▶ **Work request**
The first line of the entries through the line bearing "Polyhedral representation of": copy these lines exactly and return nothing else.

▶ **Information**
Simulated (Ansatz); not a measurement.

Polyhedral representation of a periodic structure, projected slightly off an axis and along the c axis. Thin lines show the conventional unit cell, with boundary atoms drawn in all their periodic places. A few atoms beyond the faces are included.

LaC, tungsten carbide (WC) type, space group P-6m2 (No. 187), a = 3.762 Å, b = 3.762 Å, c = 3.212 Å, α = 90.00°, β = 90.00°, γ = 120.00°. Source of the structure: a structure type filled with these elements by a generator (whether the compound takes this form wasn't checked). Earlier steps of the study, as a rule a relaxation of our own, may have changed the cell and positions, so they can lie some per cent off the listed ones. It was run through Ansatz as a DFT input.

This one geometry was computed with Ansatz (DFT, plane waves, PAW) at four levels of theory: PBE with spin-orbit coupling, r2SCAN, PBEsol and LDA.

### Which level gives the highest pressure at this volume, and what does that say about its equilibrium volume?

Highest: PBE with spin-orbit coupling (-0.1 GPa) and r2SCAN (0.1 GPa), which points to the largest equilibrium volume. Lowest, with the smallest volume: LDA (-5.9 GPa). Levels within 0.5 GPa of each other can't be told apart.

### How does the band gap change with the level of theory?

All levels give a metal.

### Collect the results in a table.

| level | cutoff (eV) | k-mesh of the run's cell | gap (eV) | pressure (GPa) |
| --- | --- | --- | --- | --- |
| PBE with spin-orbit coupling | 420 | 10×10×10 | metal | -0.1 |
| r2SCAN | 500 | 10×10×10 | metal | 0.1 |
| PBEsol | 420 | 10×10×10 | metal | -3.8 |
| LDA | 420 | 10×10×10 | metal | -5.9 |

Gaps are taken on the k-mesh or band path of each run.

▶ **Answer box**
Simulated (Ansatz); not a measurement.

Polyhedral representation of a periodic structure, projected slightly off an axis and along the c axis. Thin lines show the conventional unit cell, with boundary atoms drawn in all their periodic places. A few atoms beyond the faces are included.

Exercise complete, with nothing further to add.